%%
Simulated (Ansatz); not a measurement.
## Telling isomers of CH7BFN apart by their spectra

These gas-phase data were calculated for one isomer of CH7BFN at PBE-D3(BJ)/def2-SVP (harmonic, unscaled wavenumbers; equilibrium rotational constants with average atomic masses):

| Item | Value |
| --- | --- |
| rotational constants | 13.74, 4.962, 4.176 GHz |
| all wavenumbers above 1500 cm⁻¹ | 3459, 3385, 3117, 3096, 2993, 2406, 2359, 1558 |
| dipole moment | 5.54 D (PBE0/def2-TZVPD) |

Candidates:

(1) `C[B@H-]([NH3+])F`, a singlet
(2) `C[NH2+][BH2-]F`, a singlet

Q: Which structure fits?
%%

## WORK ITEM
Restate the whole listing word for word so that no line differs from the original.

## WRITTEN ANSWER
Simulated (Ansatz); not a measurement.
## Telling isomers of CH7BFN apart by their spectra

These gas-phase data were calculated for one isomer of CH7BFN at PBE-D3(BJ)/def2-SVP (harmonic, unscaled wavenumbers; equilibrium rotational constants with average atomic masses):

| Item | Value |
| --- | --- |
| rotational constants | 13.74, 4.962, 4.176 GHz |
| all wavenumbers above 1500 cm⁻¹ | 3459, 3385, 3117, 3096, 2993, 2406, 2359, 1558 |
| dipole moment | 5.54 D (PBE0/def2-TZVPD) |

Candidates:

(1) `C[B@H-]([NH3+])F`, a singlet
(2) `C[NH2+][BH2-]F`, a singlet

Q: Which structure fits?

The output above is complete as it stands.